Work task
Print every record below exactly as it stands.

*** Opening Listed entries ***
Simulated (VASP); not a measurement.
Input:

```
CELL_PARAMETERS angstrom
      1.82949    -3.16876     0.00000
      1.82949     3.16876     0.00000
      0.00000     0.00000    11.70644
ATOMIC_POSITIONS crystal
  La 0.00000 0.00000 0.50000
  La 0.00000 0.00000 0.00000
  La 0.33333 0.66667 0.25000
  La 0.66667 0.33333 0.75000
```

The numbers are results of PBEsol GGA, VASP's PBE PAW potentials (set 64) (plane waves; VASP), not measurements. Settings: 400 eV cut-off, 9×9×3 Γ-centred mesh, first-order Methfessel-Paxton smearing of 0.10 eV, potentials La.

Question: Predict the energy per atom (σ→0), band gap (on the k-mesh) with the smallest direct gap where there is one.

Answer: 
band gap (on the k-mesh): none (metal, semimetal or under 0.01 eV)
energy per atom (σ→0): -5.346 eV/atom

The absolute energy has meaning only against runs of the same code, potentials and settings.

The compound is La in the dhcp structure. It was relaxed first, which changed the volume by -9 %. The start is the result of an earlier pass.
*** Closing Listed entries ***

Answer space
Simulated (VASP); not a measurement.
Input:

```
CELL_PARAMETERS angstrom
      1.82949    -3.16876     0.00000
      1.82949     3.16876     0.00000
      0.00000     0.00000    11.70644
ATOMIC_POSITIONS crystal
  La 0.00000 0.00000 0.50000
  La 0.00000 0.00000 0.00000
  La 0.33333 0.66667 0.25000
  La 0.66667 0.33333 0.75000
```

The numbers are results of PBEsol GGA, VASP's PBE PAW potentials (set 64) (plane waves; VASP), not measurements. Settings: 400 eV cut-off, 9×9×3 Γ-centred mesh, first-order Methfessel-Paxton smearing of 0.10 eV, potentials La.

Question: Predict the energy per atom (σ→0), band gap (on the k-mesh) with the smallest direct gap where there is one.

Answer: 
band gap (on the k-mesh): none (metal, semimetal or under 0.01 eV)
energy per atom (σ→0): -5.346 eV/atom

The absolute energy has meaning only against runs of the same code, potentials and settings.

The compound is La in the dhcp structure. It was relaxed first, which changed the volume by -9 %. The start is the result of an earlier pass.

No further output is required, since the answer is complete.